Activity: When you print the records, keep every line identical to the original.

══════

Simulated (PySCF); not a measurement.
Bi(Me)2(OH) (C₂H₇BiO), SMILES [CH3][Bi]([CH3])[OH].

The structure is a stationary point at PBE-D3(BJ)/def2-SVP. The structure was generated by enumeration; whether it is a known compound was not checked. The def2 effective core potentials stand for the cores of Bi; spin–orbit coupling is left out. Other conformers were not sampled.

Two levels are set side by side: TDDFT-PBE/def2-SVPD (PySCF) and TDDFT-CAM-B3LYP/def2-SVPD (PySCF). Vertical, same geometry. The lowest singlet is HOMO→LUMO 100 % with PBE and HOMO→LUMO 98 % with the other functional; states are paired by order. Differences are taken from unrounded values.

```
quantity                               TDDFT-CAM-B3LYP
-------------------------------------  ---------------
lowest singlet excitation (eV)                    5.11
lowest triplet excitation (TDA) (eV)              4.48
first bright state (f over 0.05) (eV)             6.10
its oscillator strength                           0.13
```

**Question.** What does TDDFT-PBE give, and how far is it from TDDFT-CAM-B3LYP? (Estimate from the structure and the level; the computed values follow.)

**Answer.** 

══════

Task solution:
Simulated (PySCF); not a measurement.
Bi(Me)2(OH) (C₂H₇BiO), SMILES [CH3][Bi]([CH3])[OH].

The structure is a stationary point at PBE-D3(BJ)/def2-SVP. The structure was generated by enumeration; whether it is a known compound was not checked. The def2 effective core potentials stand for the cores of Bi; spin–orbit coupling is left out. Other conformers were not sampled.

Two levels are set side by side: TDDFT-PBE/def2-SVPD (PySCF) and TDDFT-CAM-B3LYP/def2-SVPD (PySCF). Vertical, same geometry. The lowest singlet is HOMO→LUMO 100 % with PBE and HOMO→LUMO 98 % with the other functional; states are paired by order. Differences are taken from unrounded values.

```
quantity                               TDDFT-CAM-B3LYP
-------------------------------------  ---------------
lowest singlet excitation (eV)                    5.11
lowest triplet excitation (TDA) (eV)              4.48
first bright state (f over 0.05) (eV)             6.10
its oscillator strength                           0.13
```

**Question.** What does TDDFT-PBE give, and how far is it from TDDFT-CAM-B3LYP? (Estimate from the structure and the level; the computed values follow.)

**Answer.** 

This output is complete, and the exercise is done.